**Work instruction:** Everything in the listing below should be repeated exactly.

**Entries supplied:**
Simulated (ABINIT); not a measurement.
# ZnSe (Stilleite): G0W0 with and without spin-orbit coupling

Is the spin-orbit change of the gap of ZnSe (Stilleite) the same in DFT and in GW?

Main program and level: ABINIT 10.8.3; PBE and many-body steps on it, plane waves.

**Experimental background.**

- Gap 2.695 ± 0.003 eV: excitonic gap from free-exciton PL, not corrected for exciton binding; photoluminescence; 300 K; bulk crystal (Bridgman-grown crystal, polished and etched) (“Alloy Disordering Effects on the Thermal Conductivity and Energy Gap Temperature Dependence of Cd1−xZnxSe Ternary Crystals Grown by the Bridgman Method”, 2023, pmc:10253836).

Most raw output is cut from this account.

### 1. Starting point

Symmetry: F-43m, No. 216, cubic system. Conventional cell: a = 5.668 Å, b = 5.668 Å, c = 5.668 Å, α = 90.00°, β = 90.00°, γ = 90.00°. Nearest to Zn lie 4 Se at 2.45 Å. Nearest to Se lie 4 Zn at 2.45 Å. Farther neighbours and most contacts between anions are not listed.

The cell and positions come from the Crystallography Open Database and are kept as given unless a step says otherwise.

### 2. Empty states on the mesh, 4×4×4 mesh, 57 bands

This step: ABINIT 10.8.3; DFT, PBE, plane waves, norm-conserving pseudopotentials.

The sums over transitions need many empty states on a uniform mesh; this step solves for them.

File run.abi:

**Answer space:**
Simulated (ABINIT); not a measurement.
# ZnSe (Stilleite): G0W0 with and without spin-orbit coupling

Is the spin-orbit change of the gap of ZnSe (Stilleite) the same in DFT and in GW?

Main program and level: ABINIT 10.8.3; PBE and many-body steps on it, plane waves.

**Experimental background.**

- Gap 2.695 ± 0.003 eV: excitonic gap from free-exciton PL, not corrected for exciton binding; photoluminescence; 300 K; bulk crystal (Bridgman-grown crystal, polished and etched) (“Alloy Disordering Effects on the Thermal Conductivity and Energy Gap Temperature Dependence of Cd1−xZnxSe Ternary Crystals Grown by the Bridgman Method”, 2023, pmc:10253836).

Most raw output is cut from this account.

### 1. Starting point

Symmetry: F-43m, No. 216, cubic system. Conventional cell: a = 5.668 Å, b = 5.668 Å, c = 5.668 Å, α = 90.00°, β = 90.00°, γ = 90.00°. Nearest to Zn lie 4 Se at 2.45 Å. Nearest to Se lie 4 Zn at 2.45 Å. Farther neighbours and most contacts between anions are not listed.

The cell and positions come from the Crystallography Open Database and are kept as given unless a step says otherwise.

### 2. Empty states on the mesh, 4×4×4 mesh, 57 bands

This step: ABINIT 10.8.3; DFT, PBE, plane waves, norm-conserving pseudopotentials.

The sums over transitions need many empty states on a uniform mesh; this step solves for them.

File run.abi:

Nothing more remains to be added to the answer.